* WORK ORDER *
Of all the lines below, output only those starting at the one with "11 atoms, charge" and ending at the one with "## 2. Ultraviolet", both ends included, exactly as written.

* LISTED ENTRIES *
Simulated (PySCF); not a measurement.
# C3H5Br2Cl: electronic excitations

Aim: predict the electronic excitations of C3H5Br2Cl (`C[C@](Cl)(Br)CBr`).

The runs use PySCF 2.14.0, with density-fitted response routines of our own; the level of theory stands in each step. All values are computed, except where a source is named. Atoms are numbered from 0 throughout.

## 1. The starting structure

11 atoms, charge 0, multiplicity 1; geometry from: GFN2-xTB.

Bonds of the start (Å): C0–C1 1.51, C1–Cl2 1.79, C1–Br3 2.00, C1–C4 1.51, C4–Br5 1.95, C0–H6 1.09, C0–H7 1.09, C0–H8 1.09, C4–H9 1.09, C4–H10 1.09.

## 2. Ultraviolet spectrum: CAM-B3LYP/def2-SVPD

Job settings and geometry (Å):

* EXERCISE OUTPUT *
11 atoms, charge 0, multiplicity 1; geometry from: GFN2-xTB.

Bonds of the start (Å): C0–C1 1.51, C1–Cl2 1.79, C1–Br3 2.00, C1–C4 1.51, C4–Br5 1.95, C0–H6 1.09, C0–H7 1.09, C0–H8 1.09, C4–H9 1.09, C4–H10 1.09.

## 2. Ultraviolet spectrum: CAM-B3LYP/def2-SVPD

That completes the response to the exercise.